__________________________________________________

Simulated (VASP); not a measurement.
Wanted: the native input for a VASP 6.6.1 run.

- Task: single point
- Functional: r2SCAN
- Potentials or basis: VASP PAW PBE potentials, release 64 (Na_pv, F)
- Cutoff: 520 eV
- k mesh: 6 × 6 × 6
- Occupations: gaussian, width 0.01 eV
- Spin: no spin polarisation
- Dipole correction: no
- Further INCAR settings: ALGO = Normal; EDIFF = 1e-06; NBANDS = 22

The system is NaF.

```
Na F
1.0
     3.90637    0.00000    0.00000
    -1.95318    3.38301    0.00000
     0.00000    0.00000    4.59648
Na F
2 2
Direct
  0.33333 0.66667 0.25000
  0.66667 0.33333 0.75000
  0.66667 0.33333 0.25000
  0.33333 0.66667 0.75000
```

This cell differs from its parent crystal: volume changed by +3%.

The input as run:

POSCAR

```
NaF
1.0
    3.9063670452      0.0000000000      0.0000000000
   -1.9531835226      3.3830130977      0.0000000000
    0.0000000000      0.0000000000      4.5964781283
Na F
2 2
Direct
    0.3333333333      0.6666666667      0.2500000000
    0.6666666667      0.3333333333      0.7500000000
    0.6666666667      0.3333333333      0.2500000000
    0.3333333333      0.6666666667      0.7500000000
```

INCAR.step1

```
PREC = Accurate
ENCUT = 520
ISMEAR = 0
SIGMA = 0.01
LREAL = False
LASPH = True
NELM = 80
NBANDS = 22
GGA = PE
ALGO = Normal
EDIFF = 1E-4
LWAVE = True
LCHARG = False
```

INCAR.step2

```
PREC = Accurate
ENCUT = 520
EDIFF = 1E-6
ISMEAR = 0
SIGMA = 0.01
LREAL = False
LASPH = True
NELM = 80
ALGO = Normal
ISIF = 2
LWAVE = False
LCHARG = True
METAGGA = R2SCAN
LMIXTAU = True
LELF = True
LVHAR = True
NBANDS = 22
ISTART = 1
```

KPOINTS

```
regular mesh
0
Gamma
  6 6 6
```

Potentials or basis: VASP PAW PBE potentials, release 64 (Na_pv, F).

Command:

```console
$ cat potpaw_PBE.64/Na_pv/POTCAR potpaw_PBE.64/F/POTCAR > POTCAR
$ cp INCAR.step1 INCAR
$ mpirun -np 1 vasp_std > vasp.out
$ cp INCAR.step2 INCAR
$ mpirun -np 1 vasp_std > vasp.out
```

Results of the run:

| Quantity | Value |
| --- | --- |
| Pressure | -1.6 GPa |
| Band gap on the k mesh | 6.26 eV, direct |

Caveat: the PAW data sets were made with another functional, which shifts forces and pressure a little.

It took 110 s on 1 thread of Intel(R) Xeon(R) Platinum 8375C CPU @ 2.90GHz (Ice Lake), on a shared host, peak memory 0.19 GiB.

__________________________________________________

Task item -
The response must consist of the lines above, from the first one through the line containing "- Occupations: gaussian, width 0.01 eV", reproduced exactly.

Problem solution -
Simulated (VASP); not a measurement.
Wanted: the native input for a VASP 6.6.1 run.

- Task: single point
- Functional: r2SCAN
- Potentials or basis: VASP PAW PBE potentials, release 64 (Na_pv, F)
- Cutoff: 520 eV
- k mesh: 6 × 6 × 6
- Occupations: gaussian, width 0.01 eV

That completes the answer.